#### Exercise:
Restate the records in their entirety, word for word.

________

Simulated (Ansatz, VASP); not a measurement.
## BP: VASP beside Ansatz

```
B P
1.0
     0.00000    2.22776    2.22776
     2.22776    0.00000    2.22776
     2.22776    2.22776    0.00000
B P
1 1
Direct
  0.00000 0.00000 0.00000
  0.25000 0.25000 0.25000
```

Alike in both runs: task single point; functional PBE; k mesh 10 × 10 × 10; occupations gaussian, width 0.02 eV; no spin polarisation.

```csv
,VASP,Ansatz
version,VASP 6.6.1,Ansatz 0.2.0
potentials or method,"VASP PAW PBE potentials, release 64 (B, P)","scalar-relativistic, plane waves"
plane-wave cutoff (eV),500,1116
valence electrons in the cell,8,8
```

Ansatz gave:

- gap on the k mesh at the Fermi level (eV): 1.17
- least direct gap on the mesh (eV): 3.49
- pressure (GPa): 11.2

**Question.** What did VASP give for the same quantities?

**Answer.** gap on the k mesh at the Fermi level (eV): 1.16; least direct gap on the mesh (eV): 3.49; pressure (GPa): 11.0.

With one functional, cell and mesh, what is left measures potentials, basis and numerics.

________

#### Problem solution:
Simulated (Ansatz, VASP); not a measurement.
## BP: VASP beside Ansatz

```
B P
1.0
     0.00000    2.22776    2.22776
     2.22776    0.00000    2.22776
     2.22776    2.22776    0.00000
B P
1 1
Direct
  0.00000 0.00000 0.00000
  0.25000 0.25000 0.25000
```

Alike in both runs: task single point; functional PBE; k mesh 10 × 10 × 10; occupations gaussian, width 0.02 eV; no spin polarisation.

```csv
,VASP,Ansatz
version,VASP 6.6.1,Ansatz 0.2.0
potentials or method,"VASP PAW PBE potentials, release 64 (B, P)","scalar-relativistic, plane waves"
plane-wave cutoff (eV),500,1116
valence electrons in the cell,8,8
```

Ansatz gave:

- gap on the k mesh at the Fermi level (eV): 1.17
- least direct gap on the mesh (eV): 3.49
- pressure (GPa): 11.2

**Question.** What did VASP give for the same quantities?

**Answer.** gap on the k mesh at the Fermi level (eV): 1.16; least direct gap on the mesh (eV): 3.49; pressure (GPa): 11.0.

With one functional, cell and mesh, what is left measures potentials, basis and numerics.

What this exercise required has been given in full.